WORK TASK →
The records that follow are to be repeated exactly, in full.

DATA EXTRACT →
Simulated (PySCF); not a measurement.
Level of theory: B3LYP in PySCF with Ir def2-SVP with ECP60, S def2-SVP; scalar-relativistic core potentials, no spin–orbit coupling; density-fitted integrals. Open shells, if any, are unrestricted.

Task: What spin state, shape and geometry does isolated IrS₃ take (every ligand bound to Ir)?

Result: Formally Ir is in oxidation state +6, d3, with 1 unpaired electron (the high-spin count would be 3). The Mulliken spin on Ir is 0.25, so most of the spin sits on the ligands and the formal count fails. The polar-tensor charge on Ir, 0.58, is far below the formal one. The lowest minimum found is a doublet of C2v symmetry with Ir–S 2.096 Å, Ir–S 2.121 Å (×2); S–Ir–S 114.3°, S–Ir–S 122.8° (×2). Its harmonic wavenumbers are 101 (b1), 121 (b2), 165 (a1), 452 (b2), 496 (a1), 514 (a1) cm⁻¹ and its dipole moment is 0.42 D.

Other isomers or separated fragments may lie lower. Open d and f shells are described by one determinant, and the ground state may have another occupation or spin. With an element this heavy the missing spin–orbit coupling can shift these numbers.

EXERCISE OUTPUT →
Simulated (PySCF); not a measurement.
Level of theory: B3LYP in PySCF with Ir def2-SVP with ECP60, S def2-SVP; scalar-relativistic core potentials, no spin–orbit coupling; density-fitted integrals. Open shells, if any, are unrestricted.

Task: What spin state, shape and geometry does isolated IrS₃ take (every ligand bound to Ir)?

Result: Formally Ir is in oxidation state +6, d3, with 1 unpaired electron (the high-spin count would be 3). The Mulliken spin on Ir is 0.25, so most of the spin sits on the ligands and the formal count fails. The polar-tensor charge on Ir, 0.58, is far below the formal one. The lowest minimum found is a doublet of C2v symmetry with Ir–S 2.096 Å, Ir–S 2.121 Å (×2); S–Ir–S 114.3°, S–Ir–S 122.8° (×2). Its harmonic wavenumbers are 101 (b1), 121 (b2), 165 (a1), 452 (b2), 496 (a1), 514 (a1) cm⁻¹ and its dipole moment is 0.42 D.

Other isomers or separated fragments may lie lower. Open d and f shells are described by one determinant, and the ground state may have another occupation or spin. With an element this heavy the missing spin–orbit coupling can shift these numbers.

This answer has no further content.